-- Opening Marker --
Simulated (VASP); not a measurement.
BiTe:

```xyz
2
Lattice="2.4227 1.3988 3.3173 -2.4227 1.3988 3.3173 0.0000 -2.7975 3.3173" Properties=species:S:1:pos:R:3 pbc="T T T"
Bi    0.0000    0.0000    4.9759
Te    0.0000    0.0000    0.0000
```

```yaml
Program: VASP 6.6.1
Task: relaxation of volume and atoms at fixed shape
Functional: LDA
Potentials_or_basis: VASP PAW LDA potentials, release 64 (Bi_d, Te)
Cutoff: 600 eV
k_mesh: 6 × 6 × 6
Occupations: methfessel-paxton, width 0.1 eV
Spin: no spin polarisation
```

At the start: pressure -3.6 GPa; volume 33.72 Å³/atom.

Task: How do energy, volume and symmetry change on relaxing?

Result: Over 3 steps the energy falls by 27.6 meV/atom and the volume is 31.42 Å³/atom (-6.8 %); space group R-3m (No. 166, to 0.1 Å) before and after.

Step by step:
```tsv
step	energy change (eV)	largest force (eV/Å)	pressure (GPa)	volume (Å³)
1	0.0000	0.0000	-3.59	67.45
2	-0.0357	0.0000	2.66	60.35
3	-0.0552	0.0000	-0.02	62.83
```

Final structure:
-- Closing Marker --

- _Exercise_
Please copy each entry. Leave nothing out.

- _Task result_
Simulated (VASP); not a measurement.
BiTe:

```xyz
2
Lattice="2.4227 1.3988 3.3173 -2.4227 1.3988 3.3173 0.0000 -2.7975 3.3173" Properties=species:S:1:pos:R:3 pbc="T T T"
Bi    0.0000    0.0000    4.9759
Te    0.0000    0.0000    0.0000
```

```yaml
Program: VASP 6.6.1
Task: relaxation of volume and atoms at fixed shape
Functional: LDA
Potentials_or_basis: VASP PAW LDA potentials, release 64 (Bi_d, Te)
Cutoff: 600 eV
k_mesh: 6 × 6 × 6
Occupations: methfessel-paxton, width 0.1 eV
Spin: no spin polarisation
```

At the start: pressure -3.6 GPa; volume 33.72 Å³/atom.

Task: How do energy, volume and symmetry change on relaxing?

Result: Over 3 steps the energy falls by 27.6 meV/atom and the volume is 31.42 Å³/atom (-6.8 %); space group R-3m (No. 166, to 0.1 Å) before and after.

Step by step:
```tsv
step	energy change (eV)	largest force (eV/Å)	pressure (GPa)	volume (Å³)
1	0.0000	0.0000	-3.59	67.45
2	-0.0357	0.0000	2.66	60.35
3	-0.0552	0.0000	-0.02	62.83
```

Final structure:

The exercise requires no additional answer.